> _WORK TASK_
Please repeat, unchanged, the lines at the top of the listing below, ending with the one that has "Figure: Total and".

[RECORDS PROVIDED — start]
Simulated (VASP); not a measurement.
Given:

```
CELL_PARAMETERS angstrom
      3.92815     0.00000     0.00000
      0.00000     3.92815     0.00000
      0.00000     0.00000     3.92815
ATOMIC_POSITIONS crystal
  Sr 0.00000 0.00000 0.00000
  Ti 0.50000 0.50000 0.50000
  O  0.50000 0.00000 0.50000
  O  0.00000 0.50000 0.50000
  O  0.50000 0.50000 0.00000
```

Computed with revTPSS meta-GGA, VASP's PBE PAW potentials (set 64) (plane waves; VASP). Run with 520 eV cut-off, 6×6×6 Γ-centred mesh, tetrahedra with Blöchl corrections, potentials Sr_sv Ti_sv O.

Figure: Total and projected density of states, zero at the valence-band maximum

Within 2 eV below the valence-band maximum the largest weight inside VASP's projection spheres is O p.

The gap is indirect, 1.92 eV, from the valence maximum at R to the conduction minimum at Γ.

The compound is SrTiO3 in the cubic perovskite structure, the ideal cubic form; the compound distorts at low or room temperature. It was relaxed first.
[RECORDS PROVIDED — finish]

> _WRITTEN REPLY_
Simulated (VASP); not a measurement.
Given:

```
CELL_PARAMETERS angstrom
      3.92815     0.00000     0.00000
      0.00000     3.92815     0.00000
      0.00000     0.00000     3.92815
ATOMIC_POSITIONS crystal
  Sr 0.00000 0.00000 0.00000
  Ti 0.50000 0.50000 0.50000
  O  0.50000 0.00000 0.50000
  O  0.00000 0.50000 0.50000
  O  0.50000 0.50000 0.00000
```

Computed with revTPSS meta-GGA, VASP's PBE PAW potentials (set 64) (plane waves; VASP). Run with 520 eV cut-off, 6×6×6 Γ-centred mesh, tetrahedra with Blöchl corrections, potentials Sr_sv Ti_sv O.

Figure: Total and projected density of states, zero at the valence-band maximum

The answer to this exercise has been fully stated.